>>>>>

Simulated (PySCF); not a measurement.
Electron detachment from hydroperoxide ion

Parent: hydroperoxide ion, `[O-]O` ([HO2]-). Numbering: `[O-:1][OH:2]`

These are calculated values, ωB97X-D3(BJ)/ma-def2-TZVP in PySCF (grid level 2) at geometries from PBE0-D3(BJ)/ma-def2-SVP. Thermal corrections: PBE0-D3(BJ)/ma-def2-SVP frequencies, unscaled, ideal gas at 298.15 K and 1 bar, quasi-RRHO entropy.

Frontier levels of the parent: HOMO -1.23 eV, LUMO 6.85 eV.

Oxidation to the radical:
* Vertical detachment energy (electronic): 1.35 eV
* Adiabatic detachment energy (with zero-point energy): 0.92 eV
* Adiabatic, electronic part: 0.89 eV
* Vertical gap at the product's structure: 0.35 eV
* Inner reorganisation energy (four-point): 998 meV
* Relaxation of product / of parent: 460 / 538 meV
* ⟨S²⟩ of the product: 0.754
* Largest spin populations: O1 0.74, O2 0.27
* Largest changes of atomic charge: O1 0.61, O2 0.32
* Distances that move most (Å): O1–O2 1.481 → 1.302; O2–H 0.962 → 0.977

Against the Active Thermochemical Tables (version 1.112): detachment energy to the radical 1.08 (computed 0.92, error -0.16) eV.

<<<<<

Assignment –
Take the lines above from the first through the one containing "0.962 → 0.977" and reproduce them exactly; include nothing else.

Task answer –
Simulated (PySCF); not a measurement.
Electron detachment from hydroperoxide ion

Parent: hydroperoxide ion, `[O-]O` ([HO2]-). Numbering: `[O-:1][OH:2]`

These are calculated values, ωB97X-D3(BJ)/ma-def2-TZVP in PySCF (grid level 2) at geometries from PBE0-D3(BJ)/ma-def2-SVP. Thermal corrections: PBE0-D3(BJ)/ma-def2-SVP frequencies, unscaled, ideal gas at 298.15 K and 1 bar, quasi-RRHO entropy.

Frontier levels of the parent: HOMO -1.23 eV, LUMO 6.85 eV.

Oxidation to the radical:
* Vertical detachment energy (electronic): 1.35 eV
* Adiabatic detachment energy (with zero-point energy): 0.92 eV
* Adiabatic, electronic part: 0.89 eV
* Vertical gap at the product's structure: 0.35 eV
* Inner reorganisation energy (four-point): 998 meV
* Relaxation of product / of parent: 460 / 538 meV
* ⟨S²⟩ of the product: 0.754
* Largest spin populations: O1 0.74, O2 0.27
* Largest changes of atomic charge: O1 0.61, O2 0.32
* Distances that move most (Å): O1–O2 1.481 → 1.302; O2–H 0.962 → 0.977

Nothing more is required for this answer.